● **Task item**:
In the records below, find the line that contains "width 0.1 eV |" and the line that contains "volume (Å³) |". Set down exactly those lines and every line between them, and nothing more.

+++

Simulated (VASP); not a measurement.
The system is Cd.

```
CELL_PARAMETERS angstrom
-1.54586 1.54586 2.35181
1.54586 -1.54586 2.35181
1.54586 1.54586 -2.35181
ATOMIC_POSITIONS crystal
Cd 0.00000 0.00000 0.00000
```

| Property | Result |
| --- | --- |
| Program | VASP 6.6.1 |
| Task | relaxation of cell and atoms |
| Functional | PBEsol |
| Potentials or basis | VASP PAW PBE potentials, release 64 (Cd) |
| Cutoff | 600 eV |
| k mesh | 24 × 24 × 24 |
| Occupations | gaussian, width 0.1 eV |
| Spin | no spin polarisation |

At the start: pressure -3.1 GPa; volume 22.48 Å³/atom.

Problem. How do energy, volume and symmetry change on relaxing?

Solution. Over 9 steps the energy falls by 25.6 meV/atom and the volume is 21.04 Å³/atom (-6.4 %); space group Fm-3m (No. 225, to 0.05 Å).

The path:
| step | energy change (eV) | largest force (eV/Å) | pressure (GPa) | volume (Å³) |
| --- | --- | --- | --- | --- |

+++

● **Response area**:
| Occupations | gaussian, width 0.1 eV |
| Spin | no spin polarisation |

At the start: pressure -3.1 GPa; volume 22.48 Å³/atom.

Problem. How do energy, volume and symmetry change on relaxing?

Solution. Over 9 steps the energy falls by 25.6 meV/atom and the volume is 21.04 Å³/atom (-6.4 %); space group Fm-3m (No. 225, to 0.05 Å).

The path:
| step | energy change (eV) | largest force (eV/Å) | pressure (GPa) | volume (Å³) |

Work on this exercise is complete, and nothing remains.